:::

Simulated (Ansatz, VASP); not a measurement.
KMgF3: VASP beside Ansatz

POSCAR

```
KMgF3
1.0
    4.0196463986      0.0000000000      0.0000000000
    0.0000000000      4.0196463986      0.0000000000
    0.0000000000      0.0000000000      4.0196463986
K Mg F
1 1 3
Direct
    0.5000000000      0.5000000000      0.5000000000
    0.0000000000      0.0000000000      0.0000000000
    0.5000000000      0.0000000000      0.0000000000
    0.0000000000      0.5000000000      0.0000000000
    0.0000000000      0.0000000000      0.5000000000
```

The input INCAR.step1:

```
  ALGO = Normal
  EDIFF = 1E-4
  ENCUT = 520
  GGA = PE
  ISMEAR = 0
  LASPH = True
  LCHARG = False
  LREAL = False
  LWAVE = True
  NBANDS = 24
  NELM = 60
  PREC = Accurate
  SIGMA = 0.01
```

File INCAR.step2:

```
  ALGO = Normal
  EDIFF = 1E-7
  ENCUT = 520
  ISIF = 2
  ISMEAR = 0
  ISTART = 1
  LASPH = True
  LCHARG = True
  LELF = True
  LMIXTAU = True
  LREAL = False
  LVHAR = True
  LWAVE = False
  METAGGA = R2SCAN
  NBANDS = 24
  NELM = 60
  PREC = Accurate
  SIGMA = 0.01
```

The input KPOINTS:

:::

### Required action
Write all the data out again, exactly.

### Answer area
Simulated (Ansatz, VASP); not a measurement.
KMgF3: VASP beside Ansatz

POSCAR

```
KMgF3
1.0
    4.0196463986      0.0000000000      0.0000000000
    0.0000000000      4.0196463986      0.0000000000
    0.0000000000      0.0000000000      4.0196463986
K Mg F
1 1 3
Direct
    0.5000000000      0.5000000000      0.5000000000
    0.0000000000      0.0000000000      0.0000000000
    0.5000000000      0.0000000000      0.0000000000
    0.0000000000      0.5000000000      0.0000000000
    0.0000000000      0.0000000000      0.5000000000
```

The input INCAR.step1:

```
  ALGO = Normal
  EDIFF = 1E-4
  ENCUT = 520
  GGA = PE
  ISMEAR = 0
  LASPH = True
  LCHARG = False
  LREAL = False
  LWAVE = True
  NBANDS = 24
  NELM = 60
  PREC = Accurate
  SIGMA = 0.01
```

File INCAR.step2:

```
  ALGO = Normal
  EDIFF = 1E-7
  ENCUT = 520
  ISIF = 2
  ISMEAR = 0
  ISTART = 1
  LASPH = True
  LCHARG = True
  LELF = True
  LMIXTAU = True
  LREAL = False
  LVHAR = True
  LWAVE = False
  METAGGA = R2SCAN
  NBANDS = 24
  NELM = 60
  PREC = Accurate
  SIGMA = 0.01
```

The input KPOINTS:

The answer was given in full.